──────────────────────────────
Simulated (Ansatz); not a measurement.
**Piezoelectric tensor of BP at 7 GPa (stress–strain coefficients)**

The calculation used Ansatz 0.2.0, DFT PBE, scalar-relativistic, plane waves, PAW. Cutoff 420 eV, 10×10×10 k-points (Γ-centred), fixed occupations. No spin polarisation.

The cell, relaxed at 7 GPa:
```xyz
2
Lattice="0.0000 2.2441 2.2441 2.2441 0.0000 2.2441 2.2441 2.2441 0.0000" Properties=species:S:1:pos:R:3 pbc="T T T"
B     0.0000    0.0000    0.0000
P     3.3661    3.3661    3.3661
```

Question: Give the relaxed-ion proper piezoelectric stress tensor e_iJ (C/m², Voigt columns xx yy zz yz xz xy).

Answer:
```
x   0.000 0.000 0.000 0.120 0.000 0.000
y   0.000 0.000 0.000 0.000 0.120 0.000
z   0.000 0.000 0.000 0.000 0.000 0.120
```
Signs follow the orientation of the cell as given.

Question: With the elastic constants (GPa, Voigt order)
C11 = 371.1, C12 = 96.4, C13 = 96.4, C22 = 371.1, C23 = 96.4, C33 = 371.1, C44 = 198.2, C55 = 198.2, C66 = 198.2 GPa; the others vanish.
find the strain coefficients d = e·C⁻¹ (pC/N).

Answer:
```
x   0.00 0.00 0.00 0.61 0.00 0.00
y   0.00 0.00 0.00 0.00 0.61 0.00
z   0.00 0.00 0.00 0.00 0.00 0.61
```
──────────────────────────────

ASSIGNED TASK: Quote only the stretch of lines that starts the data above and ends with the line containing "GPa (stress–strain coefficients)**", both included.

WRITTEN SOLUTION:
Simulated (Ansatz); not a measurement.
**Piezoelectric tensor of BP at 7 GPa (stress–strain coefficients)**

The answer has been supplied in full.